━━━━━━━━━━━━━━━━
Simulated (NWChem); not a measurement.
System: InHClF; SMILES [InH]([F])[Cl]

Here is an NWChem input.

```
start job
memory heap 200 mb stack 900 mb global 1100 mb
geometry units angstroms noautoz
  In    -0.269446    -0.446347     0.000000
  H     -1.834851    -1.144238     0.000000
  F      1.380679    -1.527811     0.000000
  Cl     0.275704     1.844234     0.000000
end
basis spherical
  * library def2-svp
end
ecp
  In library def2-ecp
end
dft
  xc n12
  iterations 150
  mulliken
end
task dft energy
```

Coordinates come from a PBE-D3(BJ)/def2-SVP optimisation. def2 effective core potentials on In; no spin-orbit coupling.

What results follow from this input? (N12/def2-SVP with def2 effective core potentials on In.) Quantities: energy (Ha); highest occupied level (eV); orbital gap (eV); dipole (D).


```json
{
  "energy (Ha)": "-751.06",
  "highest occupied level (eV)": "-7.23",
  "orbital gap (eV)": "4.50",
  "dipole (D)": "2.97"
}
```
━━━━━━━━━━━━━━━━

▸ **Required action**
All the records, as written, must be given again.

▸ **Exercise answer**
Simulated (NWChem); not a measurement.
System: InHClF; SMILES [InH]([F])[Cl]

Here is an NWChem input.

```
start job
memory heap 200 mb stack 900 mb global 1100 mb
geometry units angstroms noautoz
  In    -0.269446    -0.446347     0.000000
  H     -1.834851    -1.144238     0.000000
  F      1.380679    -1.527811     0.000000
  Cl     0.275704     1.844234     0.000000
end
basis spherical
  * library def2-svp
end
ecp
  In library def2-ecp
end
dft
  xc n12
  iterations 150
  mulliken
end
task dft energy
```

Coordinates come from a PBE-D3(BJ)/def2-SVP optimisation. def2 effective core potentials on In; no spin-orbit coupling.

What results follow from this input? (N12/def2-SVP with def2 effective core potentials on In.) Quantities: energy (Ha); highest occupied level (eV); orbital gap (eV); dipole (D).


```json
{
  "energy (Ha)": "-751.06",
  "highest occupied level (eV)": "-7.23",
  "orbital gap (eV)": "4.50",
  "dipole (D)": "2.97"
}
```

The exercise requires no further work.